- _TASK ITEM_: Copy out the listing below, keeping every character as is.

- _STUDY MATERIAL_:
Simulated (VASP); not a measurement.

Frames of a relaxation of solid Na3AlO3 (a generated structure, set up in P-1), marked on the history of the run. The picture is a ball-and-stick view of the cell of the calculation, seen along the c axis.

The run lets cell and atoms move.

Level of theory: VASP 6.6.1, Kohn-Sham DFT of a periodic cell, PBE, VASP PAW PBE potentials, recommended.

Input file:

- _ANSWER SECTION_:
Simulated (VASP); not a measurement.

Frames of a relaxation of solid Na3AlO3 (a generated structure, set up in P-1), marked on the history of the run. The picture is a ball-and-stick view of the cell of the calculation, seen along the c axis.

The run lets cell and atoms move.

Level of theory: VASP 6.6.1, Kohn-Sham DFT of a periodic cell, PBE, VASP PAW PBE potentials, recommended.

Input file:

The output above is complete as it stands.